- [REQUIRED ACTION] Return the data below exactly, stopping after the line with "- Ga–N (1.95".

☆ ☆ ☆ ☆ ☆

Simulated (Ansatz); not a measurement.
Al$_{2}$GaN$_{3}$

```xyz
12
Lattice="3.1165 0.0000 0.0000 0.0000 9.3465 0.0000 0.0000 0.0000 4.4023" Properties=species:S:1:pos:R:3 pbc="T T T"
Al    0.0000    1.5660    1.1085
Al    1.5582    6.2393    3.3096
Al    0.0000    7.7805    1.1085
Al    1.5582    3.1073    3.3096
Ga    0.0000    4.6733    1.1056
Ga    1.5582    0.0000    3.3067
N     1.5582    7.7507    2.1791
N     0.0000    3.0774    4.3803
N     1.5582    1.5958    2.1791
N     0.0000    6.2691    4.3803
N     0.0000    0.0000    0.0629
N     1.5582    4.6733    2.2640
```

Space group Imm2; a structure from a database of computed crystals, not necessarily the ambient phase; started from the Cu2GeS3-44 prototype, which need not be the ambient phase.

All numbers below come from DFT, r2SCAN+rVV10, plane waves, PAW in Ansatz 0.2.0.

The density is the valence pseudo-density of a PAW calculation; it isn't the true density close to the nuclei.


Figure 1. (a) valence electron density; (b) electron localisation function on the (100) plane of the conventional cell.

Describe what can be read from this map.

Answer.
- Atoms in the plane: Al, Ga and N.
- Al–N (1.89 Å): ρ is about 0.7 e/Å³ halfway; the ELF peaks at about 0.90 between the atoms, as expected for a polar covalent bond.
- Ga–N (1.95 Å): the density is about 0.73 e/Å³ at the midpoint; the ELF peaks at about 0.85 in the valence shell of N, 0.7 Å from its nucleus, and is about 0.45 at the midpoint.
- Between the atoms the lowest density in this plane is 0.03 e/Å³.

☆ ☆ ☆ ☆ ☆

- [TASK RESPONSE]
Simulated (Ansatz); not a measurement.
Al$_{2}$GaN$_{3}$

```xyz
12
Lattice="3.1165 0.0000 0.0000 0.0000 9.3465 0.0000 0.0000 0.0000 4.4023" Properties=species:S:1:pos:R:3 pbc="T T T"
Al    0.0000    1.5660    1.1085
Al    1.5582    6.2393    3.3096
Al    0.0000    7.7805    1.1085
Al    1.5582    3.1073    3.3096
Ga    0.0000    4.6733    1.1056
Ga    1.5582    0.0000    3.3067
N     1.5582    7.7507    2.1791
N     0.0000    3.0774    4.3803
N     1.5582    1.5958    2.1791
N     0.0000    6.2691    4.3803
N     0.0000    0.0000    0.0629
N     1.5582    4.6733    2.2640
```

Space group Imm2; a structure from a database of computed crystals, not necessarily the ambient phase; started from the Cu2GeS3-44 prototype, which need not be the ambient phase.

All numbers below come from DFT, r2SCAN+rVV10, plane waves, PAW in Ansatz 0.2.0.

The density is the valence pseudo-density of a PAW calculation; it isn't the true density close to the nuclei.


Figure 1. (a) valence electron density; (b) electron localisation function on the (100) plane of the conventional cell.

Describe what can be read from this map.

Answer.
- Atoms in the plane: Al, Ga and N.
- Al–N (1.89 Å): ρ is about 0.7 e/Å³ halfway; the ELF peaks at about 0.90 between the atoms, as expected for a polar covalent bond.
- Ga–N (1.95 Å): the density is about 0.73 e/Å³ at the midpoint; the ELF peaks at about 0.85 in the valence shell of N, 0.7 Å from its nucleus, and is about 0.45 at the midpoint.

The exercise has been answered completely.